_Task item:_ Could you reproduce, from the records below, everything from the line with "80; ISIF = 3" down to the line with "Caveat: the relaxation", keeping both of those lines and changing nothing?

Given information Block Start

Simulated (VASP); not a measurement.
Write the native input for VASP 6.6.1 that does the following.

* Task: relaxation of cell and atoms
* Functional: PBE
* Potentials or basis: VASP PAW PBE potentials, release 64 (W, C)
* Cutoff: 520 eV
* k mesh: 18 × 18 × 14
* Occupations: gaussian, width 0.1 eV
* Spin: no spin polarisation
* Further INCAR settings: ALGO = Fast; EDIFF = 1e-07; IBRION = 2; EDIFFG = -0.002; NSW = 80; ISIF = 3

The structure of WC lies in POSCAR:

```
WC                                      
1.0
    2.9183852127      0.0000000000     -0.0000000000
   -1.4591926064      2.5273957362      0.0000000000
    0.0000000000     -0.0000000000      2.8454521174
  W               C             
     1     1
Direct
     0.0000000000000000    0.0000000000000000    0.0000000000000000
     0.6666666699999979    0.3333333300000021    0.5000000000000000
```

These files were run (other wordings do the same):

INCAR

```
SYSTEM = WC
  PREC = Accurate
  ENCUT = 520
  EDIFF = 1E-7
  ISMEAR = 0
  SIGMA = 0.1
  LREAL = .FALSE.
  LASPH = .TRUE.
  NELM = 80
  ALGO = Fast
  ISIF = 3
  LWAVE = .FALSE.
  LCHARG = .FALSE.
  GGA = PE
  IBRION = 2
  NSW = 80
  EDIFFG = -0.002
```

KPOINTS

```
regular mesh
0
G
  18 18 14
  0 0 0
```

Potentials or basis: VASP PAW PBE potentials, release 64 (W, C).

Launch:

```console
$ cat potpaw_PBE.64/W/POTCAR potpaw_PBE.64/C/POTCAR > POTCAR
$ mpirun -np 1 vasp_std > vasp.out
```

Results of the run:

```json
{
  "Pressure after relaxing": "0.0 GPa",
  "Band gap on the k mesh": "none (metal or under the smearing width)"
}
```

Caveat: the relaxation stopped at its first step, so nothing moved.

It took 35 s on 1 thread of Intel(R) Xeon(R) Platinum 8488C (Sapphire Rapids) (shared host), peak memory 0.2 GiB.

Given information Block End

_Exercise result:_
* Further INCAR settings: ALGO = Fast; EDIFF = 1e-07; IBRION = 2; EDIFFG = -0.002; NSW = 80; ISIF = 3

The structure of WC lies in POSCAR:

```
WC                                      
1.0
    2.9183852127      0.0000000000     -0.0000000000
   -1.4591926064      2.5273957362      0.0000000000
    0.0000000000     -0.0000000000      2.8454521174
  W               C             
     1     1
Direct
     0.0000000000000000    0.0000000000000000    0.0000000000000000
     0.6666666699999979    0.3333333300000021    0.5000000000000000
```

These files were run (other wordings do the same):

INCAR

```
SYSTEM = WC
  PREC = Accurate
  ENCUT = 520
  EDIFF = 1E-7
  ISMEAR = 0
  SIGMA = 0.1
  LREAL = .FALSE.
  LASPH = .TRUE.
  NELM = 80
  ALGO = Fast
  ISIF = 3
  LWAVE = .FALSE.
  LCHARG = .FALSE.
  GGA = PE
  IBRION = 2
  NSW = 80
  EDIFFG = -0.002
```

KPOINTS

```
regular mesh
0
G
  18 18 14
  0 0 0
```

Potentials or basis: VASP PAW PBE potentials, release 64 (W, C).

Launch:

```console
$ cat potpaw_PBE.64/W/POTCAR potpaw_PBE.64/C/POTCAR > POTCAR
$ mpirun -np 1 vasp_std > vasp.out
```

Results of the run:

```json
{
  "Pressure after relaxing": "0.0 GPa",
  "Band gap on the k mesh": "none (metal or under the smearing width)"
}
```

Caveat: the relaxation stopped at its first step, so nothing moved.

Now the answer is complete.